_EXTRACTED RECORDS:_
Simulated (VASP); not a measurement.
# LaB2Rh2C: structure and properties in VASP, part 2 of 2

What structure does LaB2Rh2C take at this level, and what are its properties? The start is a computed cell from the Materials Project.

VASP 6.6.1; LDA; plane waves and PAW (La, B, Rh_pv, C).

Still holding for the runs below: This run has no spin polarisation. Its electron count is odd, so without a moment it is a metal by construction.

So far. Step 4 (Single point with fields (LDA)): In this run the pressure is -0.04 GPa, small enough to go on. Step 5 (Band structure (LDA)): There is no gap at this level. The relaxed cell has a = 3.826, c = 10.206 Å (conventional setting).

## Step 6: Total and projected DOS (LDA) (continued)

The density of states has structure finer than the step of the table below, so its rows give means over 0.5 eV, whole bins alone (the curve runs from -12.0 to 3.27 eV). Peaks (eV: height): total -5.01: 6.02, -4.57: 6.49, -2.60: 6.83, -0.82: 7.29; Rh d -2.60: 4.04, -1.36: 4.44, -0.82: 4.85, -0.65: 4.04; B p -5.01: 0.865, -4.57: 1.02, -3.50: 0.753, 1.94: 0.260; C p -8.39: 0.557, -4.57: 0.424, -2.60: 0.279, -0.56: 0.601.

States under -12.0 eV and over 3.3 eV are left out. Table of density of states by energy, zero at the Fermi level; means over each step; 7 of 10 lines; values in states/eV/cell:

_WORK REQUEST:_ Whatever appears in the listing above, write it down again exactly.

_RESPONSE AREA:_
Simulated (VASP); not a measurement.
# LaB2Rh2C: structure and properties in VASP, part 2 of 2

What structure does LaB2Rh2C take at this level, and what are its properties? The start is a computed cell from the Materials Project.

VASP 6.6.1; LDA; plane waves and PAW (La, B, Rh_pv, C).

Still holding for the runs below: This run has no spin polarisation. Its electron count is odd, so without a moment it is a metal by construction.

So far. Step 4 (Single point with fields (LDA)): In this run the pressure is -0.04 GPa, small enough to go on. Step 5 (Band structure (LDA)): There is no gap at this level. The relaxed cell has a = 3.826, c = 10.206 Å (conventional setting).

## Step 6: Total and projected DOS (LDA) (continued)

The density of states has structure finer than the step of the table below, so its rows give means over 0.5 eV, whole bins alone (the curve runs from -12.0 to 3.27 eV). Peaks (eV: height): total -5.01: 6.02, -4.57: 6.49, -2.60: 6.83, -0.82: 7.29; Rh d -2.60: 4.04, -1.36: 4.44, -0.82: 4.85, -0.65: 4.04; B p -5.01: 0.865, -4.57: 1.02, -3.50: 0.753, 1.94: 0.260; C p -8.39: 0.557, -4.57: 0.424, -2.60: 0.279, -0.56: 0.601.

States under -12.0 eV and over 3.3 eV are left out. Table of density of states by energy, zero at the Fermi level; means over each step; 7 of 10 lines; values in states/eV/cell:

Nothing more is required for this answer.